=== Begin Enclosure ===
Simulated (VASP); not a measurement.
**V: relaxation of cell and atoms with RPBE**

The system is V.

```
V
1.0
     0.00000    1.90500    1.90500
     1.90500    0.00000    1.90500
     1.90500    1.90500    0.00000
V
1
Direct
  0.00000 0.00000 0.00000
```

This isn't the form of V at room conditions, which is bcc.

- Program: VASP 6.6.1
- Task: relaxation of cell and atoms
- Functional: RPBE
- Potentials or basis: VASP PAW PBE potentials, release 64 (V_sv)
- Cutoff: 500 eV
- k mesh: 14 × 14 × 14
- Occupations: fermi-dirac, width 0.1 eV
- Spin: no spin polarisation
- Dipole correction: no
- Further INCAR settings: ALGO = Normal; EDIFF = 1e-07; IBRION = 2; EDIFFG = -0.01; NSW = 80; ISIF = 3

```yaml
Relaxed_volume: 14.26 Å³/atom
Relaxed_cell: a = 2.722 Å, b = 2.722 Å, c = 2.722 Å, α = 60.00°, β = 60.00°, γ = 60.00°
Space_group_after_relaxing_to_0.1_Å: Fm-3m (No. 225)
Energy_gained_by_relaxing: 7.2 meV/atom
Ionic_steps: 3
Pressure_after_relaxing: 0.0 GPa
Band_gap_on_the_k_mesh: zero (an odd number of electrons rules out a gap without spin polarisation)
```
=== End Enclosure ===

■ **Work order**
Each record above needs to be reproduced exactly as written.

■ **Exercise solution**
Simulated (VASP); not a measurement.
**V: relaxation of cell and atoms with RPBE**

The system is V.

```
V
1.0
     0.00000    1.90500    1.90500
     1.90500    0.00000    1.90500
     1.90500    1.90500    0.00000
V
1
Direct
  0.00000 0.00000 0.00000
```

This isn't the form of V at room conditions, which is bcc.

- Program: VASP 6.6.1
- Task: relaxation of cell and atoms
- Functional: RPBE
- Potentials or basis: VASP PAW PBE potentials, release 64 (V_sv)
- Cutoff: 500 eV
- k mesh: 14 × 14 × 14
- Occupations: fermi-dirac, width 0.1 eV
- Spin: no spin polarisation
- Dipole correction: no
- Further INCAR settings: ALGO = Normal; EDIFF = 1e-07; IBRION = 2; EDIFFG = -0.01; NSW = 80; ISIF = 3

```yaml
Relaxed_volume: 14.26 Å³/atom
Relaxed_cell: a = 2.722 Å, b = 2.722 Å, c = 2.722 Å, α = 60.00°, β = 60.00°, γ = 60.00°
Space_group_after_relaxing_to_0.1_Å: Fm-3m (No. 225)
Energy_gained_by_relaxing: 7.2 meV/atom
Ionic_steps: 3
Pressure_after_relaxing: 0.0 GPa
Band_gap_on_the_k_mesh: zero (an odd number of electrons rules out a gap without spin polarisation)
```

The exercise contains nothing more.